# # # #

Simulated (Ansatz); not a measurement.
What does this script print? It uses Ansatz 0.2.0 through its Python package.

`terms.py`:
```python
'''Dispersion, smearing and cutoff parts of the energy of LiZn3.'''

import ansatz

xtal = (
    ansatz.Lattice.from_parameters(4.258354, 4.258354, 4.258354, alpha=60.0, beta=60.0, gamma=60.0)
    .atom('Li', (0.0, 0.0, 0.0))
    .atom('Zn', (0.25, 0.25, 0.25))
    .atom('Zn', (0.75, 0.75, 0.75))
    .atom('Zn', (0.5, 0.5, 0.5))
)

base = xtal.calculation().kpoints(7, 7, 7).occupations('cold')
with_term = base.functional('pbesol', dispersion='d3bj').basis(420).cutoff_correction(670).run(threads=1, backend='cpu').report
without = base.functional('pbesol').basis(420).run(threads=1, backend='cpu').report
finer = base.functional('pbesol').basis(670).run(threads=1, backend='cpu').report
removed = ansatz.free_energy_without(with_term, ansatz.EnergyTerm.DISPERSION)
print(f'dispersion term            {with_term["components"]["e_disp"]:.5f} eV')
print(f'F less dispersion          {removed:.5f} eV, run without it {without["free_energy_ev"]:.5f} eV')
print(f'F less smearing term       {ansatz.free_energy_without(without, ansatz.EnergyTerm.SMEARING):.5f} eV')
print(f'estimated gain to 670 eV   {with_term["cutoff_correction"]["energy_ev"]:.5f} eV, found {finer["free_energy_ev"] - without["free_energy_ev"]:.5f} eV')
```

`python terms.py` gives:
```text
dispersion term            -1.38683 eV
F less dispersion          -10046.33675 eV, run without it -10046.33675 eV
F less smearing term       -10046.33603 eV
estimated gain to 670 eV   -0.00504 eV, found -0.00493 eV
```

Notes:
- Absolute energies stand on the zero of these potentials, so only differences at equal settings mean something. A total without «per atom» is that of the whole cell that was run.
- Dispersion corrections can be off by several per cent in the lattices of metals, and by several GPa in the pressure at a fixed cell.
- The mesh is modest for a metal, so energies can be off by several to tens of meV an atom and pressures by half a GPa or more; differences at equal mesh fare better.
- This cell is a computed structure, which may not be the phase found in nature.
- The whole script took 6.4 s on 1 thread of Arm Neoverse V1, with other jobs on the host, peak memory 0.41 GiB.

# # # #

What are the exact lines from the beginning of the material through the line containing "- Dispersion corrections"? Write out those lines alone.

Simulated (Ansatz); not a measurement.
What does this script print? It uses Ansatz 0.2.0 through its Python package.

`terms.py`:
```python
'''Dispersion, smearing and cutoff parts of the energy of LiZn3.'''

import ansatz

xtal = (
    ansatz.Lattice.from_parameters(4.258354, 4.258354, 4.258354, alpha=60.0, beta=60.0, gamma=60.0)
    .atom('Li', (0.0, 0.0, 0.0))
    .atom('Zn', (0.25, 0.25, 0.25))
    .atom('Zn', (0.75, 0.75, 0.75))
    .atom('Zn', (0.5, 0.5, 0.5))
)

base = xtal.calculation().kpoints(7, 7, 7).occupations('cold')
with_term = base.functional('pbesol', dispersion='d3bj').basis(420).cutoff_correction(670).run(threads=1, backend='cpu').report
without = base.functional('pbesol').basis(420).run(threads=1, backend='cpu').report
finer = base.functional('pbesol').basis(670).run(threads=1, backend='cpu').report
removed = ansatz.free_energy_without(with_term, ansatz.EnergyTerm.DISPERSION)
print(f'dispersion term            {with_term["components"]["e_disp"]:.5f} eV')
print(f'F less dispersion          {removed:.5f} eV, run without it {without["free_energy_ev"]:.5f} eV')
print(f'F less smearing term       {ansatz.free_energy_without(without, ansatz.EnergyTerm.SMEARING):.5f} eV')
print(f'estimated gain to 670 eV   {with_term["cutoff_correction"]["energy_ev"]:.5f} eV, found {finer["free_energy_ev"] - without["free_energy_ev"]:.5f} eV')
```

`python terms.py` gives:
```text
dispersion term            -1.38683 eV
F less dispersion          -10046.33675 eV, run without it -10046.33675 eV
F less smearing term       -10046.33603 eV
estimated gain to 670 eV   -0.00504 eV, found -0.00493 eV
```

Notes:
- Absolute energies stand on the zero of these potentials, so only differences at equal settings mean something. A total without «per atom» is that of the whole cell that was run.
- Dispersion corrections can be off by several per cent in the lattices of metals, and by several GPa in the pressure at a fixed cell.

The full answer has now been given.